* Action item: Output all of the entries exactly as they are given.

____________________
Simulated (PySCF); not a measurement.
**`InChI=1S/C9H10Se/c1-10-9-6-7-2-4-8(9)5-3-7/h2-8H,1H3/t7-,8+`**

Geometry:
____________________

* Answer area:
Simulated (PySCF); not a measurement.
**`InChI=1S/C9H10Se/c1-10-9-6-7-2-4-8(9)5-3-7/h2-8H,1H3/t7-,8+`**

Geometry:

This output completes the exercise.